#### Data listing:
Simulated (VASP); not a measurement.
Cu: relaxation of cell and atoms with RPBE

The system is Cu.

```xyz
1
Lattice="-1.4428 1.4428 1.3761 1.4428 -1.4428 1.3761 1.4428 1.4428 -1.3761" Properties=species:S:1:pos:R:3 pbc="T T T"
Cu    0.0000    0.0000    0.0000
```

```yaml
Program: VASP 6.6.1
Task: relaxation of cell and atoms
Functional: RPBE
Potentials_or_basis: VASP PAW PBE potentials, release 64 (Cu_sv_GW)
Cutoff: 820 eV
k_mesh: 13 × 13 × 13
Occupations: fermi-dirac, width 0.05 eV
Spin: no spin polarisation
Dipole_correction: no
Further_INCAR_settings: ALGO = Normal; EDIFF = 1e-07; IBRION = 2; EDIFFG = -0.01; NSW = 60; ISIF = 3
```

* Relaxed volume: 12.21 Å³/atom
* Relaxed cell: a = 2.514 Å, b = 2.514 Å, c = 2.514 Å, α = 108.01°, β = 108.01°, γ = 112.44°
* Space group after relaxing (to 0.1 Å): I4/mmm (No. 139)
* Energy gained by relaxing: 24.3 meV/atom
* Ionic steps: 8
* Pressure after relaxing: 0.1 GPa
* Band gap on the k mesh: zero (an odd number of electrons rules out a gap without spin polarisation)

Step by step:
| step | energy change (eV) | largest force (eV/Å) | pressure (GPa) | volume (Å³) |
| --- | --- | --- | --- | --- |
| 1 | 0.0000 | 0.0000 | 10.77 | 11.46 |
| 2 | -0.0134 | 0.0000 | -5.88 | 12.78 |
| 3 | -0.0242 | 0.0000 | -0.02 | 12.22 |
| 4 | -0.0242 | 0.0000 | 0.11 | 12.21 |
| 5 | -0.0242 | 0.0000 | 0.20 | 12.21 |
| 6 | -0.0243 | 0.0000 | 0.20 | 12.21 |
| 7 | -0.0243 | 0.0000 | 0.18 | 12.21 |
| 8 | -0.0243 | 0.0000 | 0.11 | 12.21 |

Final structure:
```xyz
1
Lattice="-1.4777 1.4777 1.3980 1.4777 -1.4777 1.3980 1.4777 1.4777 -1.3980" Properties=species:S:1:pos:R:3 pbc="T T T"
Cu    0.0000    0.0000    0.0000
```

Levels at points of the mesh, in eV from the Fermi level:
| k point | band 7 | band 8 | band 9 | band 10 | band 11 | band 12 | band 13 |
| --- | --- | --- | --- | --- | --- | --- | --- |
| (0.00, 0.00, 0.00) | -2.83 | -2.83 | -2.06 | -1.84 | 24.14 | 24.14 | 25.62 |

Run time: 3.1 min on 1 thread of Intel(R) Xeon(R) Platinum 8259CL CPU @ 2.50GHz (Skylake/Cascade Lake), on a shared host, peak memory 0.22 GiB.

#### Work order:
Return nothing but the lines from the top of the records above through the line that has "0.18 | 12.21 |". Keep each one exact.

#### Reply:
Simulated (VASP); not a measurement.
Cu: relaxation of cell and atoms with RPBE

The system is Cu.

```xyz
1
Lattice="-1.4428 1.4428 1.3761 1.4428 -1.4428 1.3761 1.4428 1.4428 -1.3761" Properties=species:S:1:pos:R:3 pbc="T T T"
Cu    0.0000    0.0000    0.0000
```

```yaml
Program: VASP 6.6.1
Task: relaxation of cell and atoms
Functional: RPBE
Potentials_or_basis: VASP PAW PBE potentials, release 64 (Cu_sv_GW)
Cutoff: 820 eV
k_mesh: 13 × 13 × 13
Occupations: fermi-dirac, width 0.05 eV
Spin: no spin polarisation
Dipole_correction: no
Further_INCAR_settings: ALGO = Normal; EDIFF = 1e-07; IBRION = 2; EDIFFG = -0.01; NSW = 60; ISIF = 3
```

* Relaxed volume: 12.21 Å³/atom
* Relaxed cell: a = 2.514 Å, b = 2.514 Å, c = 2.514 Å, α = 108.01°, β = 108.01°, γ = 112.44°
* Space group after relaxing (to 0.1 Å): I4/mmm (No. 139)
* Energy gained by relaxing: 24.3 meV/atom
* Ionic steps: 8
* Pressure after relaxing: 0.1 GPa
* Band gap on the k mesh: zero (an odd number of electrons rules out a gap without spin polarisation)

Step by step:
| step | energy change (eV) | largest force (eV/Å) | pressure (GPa) | volume (Å³) |
| --- | --- | --- | --- | --- |
| 1 | 0.0000 | 0.0000 | 10.77 | 11.46 |
| 2 | -0.0134 | 0.0000 | -5.88 | 12.78 |
| 3 | -0.0242 | 0.0000 | -0.02 | 12.22 |
| 4 | -0.0242 | 0.0000 | 0.11 | 12.21 |
| 5 | -0.0242 | 0.0000 | 0.20 | 12.21 |
| 6 | -0.0243 | 0.0000 | 0.20 | 12.21 |
| 7 | -0.0243 | 0.0000 | 0.18 | 12.21 |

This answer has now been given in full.